*Work request:* Stop at the line containing "### Step 1. The structure to begin with": every line of the listing from the first up to that one must be set down exactly.

[[ Dataset extract, beginning ]]

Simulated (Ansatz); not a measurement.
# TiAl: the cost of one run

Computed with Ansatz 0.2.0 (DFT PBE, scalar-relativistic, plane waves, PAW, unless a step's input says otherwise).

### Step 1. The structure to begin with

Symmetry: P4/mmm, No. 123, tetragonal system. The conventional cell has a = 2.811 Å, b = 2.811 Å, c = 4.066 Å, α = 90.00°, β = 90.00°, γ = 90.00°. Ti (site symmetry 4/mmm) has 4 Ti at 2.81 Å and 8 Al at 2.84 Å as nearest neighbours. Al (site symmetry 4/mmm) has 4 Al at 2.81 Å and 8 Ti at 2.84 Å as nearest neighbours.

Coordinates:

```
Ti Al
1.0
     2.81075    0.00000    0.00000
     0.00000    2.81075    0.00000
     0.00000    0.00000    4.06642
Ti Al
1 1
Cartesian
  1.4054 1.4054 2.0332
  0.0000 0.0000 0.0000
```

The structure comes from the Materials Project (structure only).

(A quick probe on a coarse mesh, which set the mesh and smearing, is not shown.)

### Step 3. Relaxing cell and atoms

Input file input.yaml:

[[ Dataset extract, end ]]

*Your solution:*
Simulated (Ansatz); not a measurement.
# TiAl: the cost of one run

Computed with Ansatz 0.2.0 (DFT PBE, scalar-relativistic, plane waves, PAW, unless a step's input says otherwise).

### Step 1. The structure to begin with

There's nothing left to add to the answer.